= Beginning of Section =

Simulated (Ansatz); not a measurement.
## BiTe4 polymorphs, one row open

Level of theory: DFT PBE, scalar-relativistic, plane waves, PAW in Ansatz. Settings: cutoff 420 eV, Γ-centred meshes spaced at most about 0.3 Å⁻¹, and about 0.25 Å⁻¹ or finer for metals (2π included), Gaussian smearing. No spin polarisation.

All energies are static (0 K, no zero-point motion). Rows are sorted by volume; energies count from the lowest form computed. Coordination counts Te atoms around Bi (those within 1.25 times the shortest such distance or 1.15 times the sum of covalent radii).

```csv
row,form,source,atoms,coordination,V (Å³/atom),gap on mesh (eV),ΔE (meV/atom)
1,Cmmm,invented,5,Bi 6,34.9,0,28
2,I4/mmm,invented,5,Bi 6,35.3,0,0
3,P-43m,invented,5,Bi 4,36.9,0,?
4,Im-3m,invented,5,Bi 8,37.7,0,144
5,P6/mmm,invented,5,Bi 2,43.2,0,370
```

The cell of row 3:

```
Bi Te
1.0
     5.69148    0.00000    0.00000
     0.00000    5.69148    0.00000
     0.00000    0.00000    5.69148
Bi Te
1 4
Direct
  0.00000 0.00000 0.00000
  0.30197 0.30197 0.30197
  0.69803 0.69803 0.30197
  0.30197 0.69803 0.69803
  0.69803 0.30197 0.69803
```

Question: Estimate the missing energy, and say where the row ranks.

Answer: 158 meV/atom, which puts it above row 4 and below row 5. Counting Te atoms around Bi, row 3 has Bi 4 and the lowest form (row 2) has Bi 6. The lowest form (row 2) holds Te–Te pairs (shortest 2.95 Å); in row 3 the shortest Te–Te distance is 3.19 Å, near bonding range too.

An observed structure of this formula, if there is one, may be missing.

= End of Section =

= Work task =
Your reply must contain exactly the lines from the first line of the data through the line holding "Level of theory: DFT", and nothing more.

= Written solution =
Simulated (Ansatz); not a measurement.
## BiTe4 polymorphs, one row open

Level of theory: DFT PBE, scalar-relativistic, plane waves, PAW in Ansatz. Settings: cutoff 420 eV, Γ-centred meshes spaced at most about 0.3 Å⁻¹, and about 0.25 Å⁻¹ or finer for metals (2π included), Gaussian smearing. No spin polarisation.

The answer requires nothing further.